— Work instruction —
The answer must consist of every record below, transcribed exactly.

— Data for review —
-- Opening Marker --

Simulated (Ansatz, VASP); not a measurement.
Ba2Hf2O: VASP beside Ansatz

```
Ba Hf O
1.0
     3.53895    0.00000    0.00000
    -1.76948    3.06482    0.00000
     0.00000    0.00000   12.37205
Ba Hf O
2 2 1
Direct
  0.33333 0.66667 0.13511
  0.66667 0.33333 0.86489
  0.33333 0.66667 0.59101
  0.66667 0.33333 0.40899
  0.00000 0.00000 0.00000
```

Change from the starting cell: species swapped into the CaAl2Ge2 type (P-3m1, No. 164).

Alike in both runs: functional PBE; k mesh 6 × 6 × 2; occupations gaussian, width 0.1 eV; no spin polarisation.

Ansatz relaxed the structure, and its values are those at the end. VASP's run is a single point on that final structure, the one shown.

-- Closing Marker --

— Task solution —
Simulated (Ansatz, VASP); not a measurement.
Ba2Hf2O: VASP beside Ansatz

```
Ba Hf O
1.0
     3.53895    0.00000    0.00000
    -1.76948    3.06482    0.00000
     0.00000    0.00000   12.37205
Ba Hf O
2 2 1
Direct
  0.33333 0.66667 0.13511
  0.66667 0.33333 0.86489
  0.33333 0.66667 0.59101
  0.66667 0.33333 0.40899
  0.00000 0.00000 0.00000
```

Change from the starting cell: species swapped into the CaAl2Ge2 type (P-3m1, No. 164).

Alike in both runs: functional PBE; k mesh 6 × 6 × 2; occupations gaussian, width 0.1 eV; no spin polarisation.

Ansatz relaxed the structure, and its values are those at the end. VASP's run is a single point on that final structure, the one shown.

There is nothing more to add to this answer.